** Record set follows **
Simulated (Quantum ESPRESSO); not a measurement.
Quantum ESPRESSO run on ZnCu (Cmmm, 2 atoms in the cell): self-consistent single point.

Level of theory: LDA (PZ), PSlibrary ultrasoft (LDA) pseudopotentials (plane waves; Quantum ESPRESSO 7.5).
** End of Record set **

* _Exercise_
Keep the wording exact. Give all of the records again.

* _Worked solution_
Simulated (Quantum ESPRESSO); not a measurement.
Quantum ESPRESSO run on ZnCu (Cmmm, 2 atoms in the cell): self-consistent single point.

Level of theory: LDA (PZ), PSlibrary ultrasoft (LDA) pseudopotentials (plane waves; Quantum ESPRESSO 7.5).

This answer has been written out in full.